- _Work task_: Everything in the listing must be repeated word for word.

- _Data under study_:
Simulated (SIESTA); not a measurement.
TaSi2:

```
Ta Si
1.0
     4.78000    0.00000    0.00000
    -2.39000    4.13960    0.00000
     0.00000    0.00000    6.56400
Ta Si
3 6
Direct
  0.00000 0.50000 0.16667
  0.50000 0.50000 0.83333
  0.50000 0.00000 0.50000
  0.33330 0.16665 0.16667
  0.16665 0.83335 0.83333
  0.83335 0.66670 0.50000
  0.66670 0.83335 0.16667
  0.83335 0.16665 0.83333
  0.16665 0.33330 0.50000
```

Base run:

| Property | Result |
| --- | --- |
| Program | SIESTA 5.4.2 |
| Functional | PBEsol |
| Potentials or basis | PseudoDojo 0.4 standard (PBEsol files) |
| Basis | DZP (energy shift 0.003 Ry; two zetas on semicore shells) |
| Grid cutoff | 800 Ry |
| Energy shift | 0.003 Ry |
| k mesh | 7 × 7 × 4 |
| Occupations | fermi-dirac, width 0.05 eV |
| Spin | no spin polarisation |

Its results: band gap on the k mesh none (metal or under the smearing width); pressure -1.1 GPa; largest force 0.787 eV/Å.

- _Written reply_:
Simulated (SIESTA); not a measurement.
TaSi2:

```
Ta Si
1.0
     4.78000    0.00000    0.00000
    -2.39000    4.13960    0.00000
     0.00000    0.00000    6.56400
Ta Si
3 6
Direct
  0.00000 0.50000 0.16667
  0.50000 0.50000 0.83333
  0.50000 0.00000 0.50000
  0.33330 0.16665 0.16667
  0.16665 0.83335 0.83333
  0.83335 0.66670 0.50000
  0.66670 0.83335 0.16667
  0.83335 0.16665 0.83333
  0.16665 0.33330 0.50000
```

Base run:

| Property | Result |
| --- | --- |
| Program | SIESTA 5.4.2 |
| Functional | PBEsol |
| Potentials or basis | PseudoDojo 0.4 standard (PBEsol files) |
| Basis | DZP (energy shift 0.003 Ry; two zetas on semicore shells) |
| Grid cutoff | 800 Ry |
| Energy shift | 0.003 Ry |
| k mesh | 7 × 7 × 4 |
| Occupations | fermi-dirac, width 0.05 eV |
| Spin | no spin polarisation |

Its results: band gap on the k mesh none (metal or under the smearing width); pressure -1.1 GPa; largest force 0.787 eV/Å.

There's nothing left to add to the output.